**Work request:** The expected answer holds every line from the first line of the data below through the line containing "PBE0 gives the", exactly as written, and no other line.

**Data provided:**
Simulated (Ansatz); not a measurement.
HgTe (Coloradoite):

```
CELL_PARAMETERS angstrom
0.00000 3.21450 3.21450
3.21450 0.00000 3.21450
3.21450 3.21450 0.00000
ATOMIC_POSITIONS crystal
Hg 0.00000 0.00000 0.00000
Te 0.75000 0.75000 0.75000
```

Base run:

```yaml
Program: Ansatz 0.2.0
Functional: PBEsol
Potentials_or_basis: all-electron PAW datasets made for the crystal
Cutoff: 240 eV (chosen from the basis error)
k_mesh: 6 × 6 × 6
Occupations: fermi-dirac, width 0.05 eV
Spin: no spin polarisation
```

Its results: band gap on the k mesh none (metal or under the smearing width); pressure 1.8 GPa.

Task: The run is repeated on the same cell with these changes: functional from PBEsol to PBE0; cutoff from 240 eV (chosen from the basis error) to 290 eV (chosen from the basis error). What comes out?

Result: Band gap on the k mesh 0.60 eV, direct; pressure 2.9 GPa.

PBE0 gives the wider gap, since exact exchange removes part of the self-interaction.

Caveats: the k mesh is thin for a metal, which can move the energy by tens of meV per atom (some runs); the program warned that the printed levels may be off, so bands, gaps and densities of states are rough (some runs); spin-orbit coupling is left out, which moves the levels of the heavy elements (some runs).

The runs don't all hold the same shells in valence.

**Exercise response:**
Simulated (Ansatz); not a measurement.
HgTe (Coloradoite):

```
CELL_PARAMETERS angstrom
0.00000 3.21450 3.21450
3.21450 0.00000 3.21450
3.21450 3.21450 0.00000
ATOMIC_POSITIONS crystal
Hg 0.00000 0.00000 0.00000
Te 0.75000 0.75000 0.75000
```

Base run:

```yaml
Program: Ansatz 0.2.0
Functional: PBEsol
Potentials_or_basis: all-electron PAW datasets made for the crystal
Cutoff: 240 eV (chosen from the basis error)
k_mesh: 6 × 6 × 6
Occupations: fermi-dirac, width 0.05 eV
Spin: no spin polarisation
```

Its results: band gap on the k mesh none (metal or under the smearing width); pressure 1.8 GPa.

Task: The run is repeated on the same cell with these changes: functional from PBEsol to PBE0; cutoff from 240 eV (chosen from the basis error) to 290 eV (chosen from the basis error). What comes out?

Result: Band gap on the k mesh 0.60 eV, direct; pressure 2.9 GPa.

PBE0 gives the wider gap, since exact exchange removes part of the self-interaction.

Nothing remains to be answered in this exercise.